__Work item__.
The answer must be every entry, retyped without a single difference.

__Supplied entries__.
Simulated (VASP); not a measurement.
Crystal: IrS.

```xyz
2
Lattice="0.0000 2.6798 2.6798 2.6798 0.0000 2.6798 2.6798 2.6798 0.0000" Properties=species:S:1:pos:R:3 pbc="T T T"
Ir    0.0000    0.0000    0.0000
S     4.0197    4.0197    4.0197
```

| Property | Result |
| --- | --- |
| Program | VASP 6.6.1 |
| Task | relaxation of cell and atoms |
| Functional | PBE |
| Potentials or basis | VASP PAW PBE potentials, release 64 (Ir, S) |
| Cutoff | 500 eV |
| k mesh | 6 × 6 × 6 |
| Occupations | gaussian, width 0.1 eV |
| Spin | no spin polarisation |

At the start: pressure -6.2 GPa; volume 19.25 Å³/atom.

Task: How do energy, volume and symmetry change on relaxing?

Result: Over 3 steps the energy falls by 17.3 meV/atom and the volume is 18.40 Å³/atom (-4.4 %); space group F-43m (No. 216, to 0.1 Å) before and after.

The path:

__Your response__.
Simulated (VASP); not a measurement.
Crystal: IrS.

```xyz
2
Lattice="0.0000 2.6798 2.6798 2.6798 0.0000 2.6798 2.6798 2.6798 0.0000" Properties=species:S:1:pos:R:3 pbc="T T T"
Ir    0.0000    0.0000    0.0000
S     4.0197    4.0197    4.0197
```

| Property | Result |
| --- | --- |
| Program | VASP 6.6.1 |
| Task | relaxation of cell and atoms |
| Functional | PBE |
| Potentials or basis | VASP PAW PBE potentials, release 64 (Ir, S) |
| Cutoff | 500 eV |
| k mesh | 6 × 6 × 6 |
| Occupations | gaussian, width 0.1 eV |
| Spin | no spin polarisation |

At the start: pressure -6.2 GPa; volume 19.25 Å³/atom.

Task: How do energy, volume and symmetry change on relaxing?

Result: Over 3 steps the energy falls by 17.3 meV/atom and the volume is 18.40 Å³/atom (-4.4 %); space group F-43m (No. 216, to 0.1 Å) before and after.

The path:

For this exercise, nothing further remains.